● Work instruction:
Copy out exactly the lines below that run from the one holding "Spin–orbit coupling, which" to the one holding "Q: What happens?", keeping both of those lines and no others.

● Data supplied:
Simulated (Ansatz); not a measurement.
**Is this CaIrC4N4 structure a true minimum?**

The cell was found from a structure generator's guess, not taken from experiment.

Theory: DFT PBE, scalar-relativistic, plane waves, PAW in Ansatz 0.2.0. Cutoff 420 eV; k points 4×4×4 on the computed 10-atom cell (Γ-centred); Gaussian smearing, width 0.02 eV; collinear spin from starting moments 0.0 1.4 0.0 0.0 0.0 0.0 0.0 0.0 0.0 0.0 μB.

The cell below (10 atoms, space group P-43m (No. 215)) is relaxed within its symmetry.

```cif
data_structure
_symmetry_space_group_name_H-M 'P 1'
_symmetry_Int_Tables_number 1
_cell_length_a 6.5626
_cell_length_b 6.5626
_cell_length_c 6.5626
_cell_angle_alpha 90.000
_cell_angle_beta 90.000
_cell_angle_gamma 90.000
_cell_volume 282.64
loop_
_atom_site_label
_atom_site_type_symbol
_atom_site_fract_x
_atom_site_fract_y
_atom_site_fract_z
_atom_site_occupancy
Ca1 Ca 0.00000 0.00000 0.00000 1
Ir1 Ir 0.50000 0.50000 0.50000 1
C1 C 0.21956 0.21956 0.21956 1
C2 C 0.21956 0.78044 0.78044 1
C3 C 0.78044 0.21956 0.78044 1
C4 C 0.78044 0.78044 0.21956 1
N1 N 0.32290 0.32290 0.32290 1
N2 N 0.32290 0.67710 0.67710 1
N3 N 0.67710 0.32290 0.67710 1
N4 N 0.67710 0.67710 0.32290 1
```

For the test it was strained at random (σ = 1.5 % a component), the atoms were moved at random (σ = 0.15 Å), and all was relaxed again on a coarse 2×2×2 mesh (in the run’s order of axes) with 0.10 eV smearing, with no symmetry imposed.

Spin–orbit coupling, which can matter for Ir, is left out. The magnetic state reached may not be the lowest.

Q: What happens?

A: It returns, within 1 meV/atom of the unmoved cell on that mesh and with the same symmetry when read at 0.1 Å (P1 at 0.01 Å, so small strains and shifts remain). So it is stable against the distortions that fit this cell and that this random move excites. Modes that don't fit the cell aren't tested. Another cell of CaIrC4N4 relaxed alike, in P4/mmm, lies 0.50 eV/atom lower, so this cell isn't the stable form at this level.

● Answer area:
Spin–orbit coupling, which can matter for Ir, is left out. The magnetic state reached may not be the lowest.

Q: What happens?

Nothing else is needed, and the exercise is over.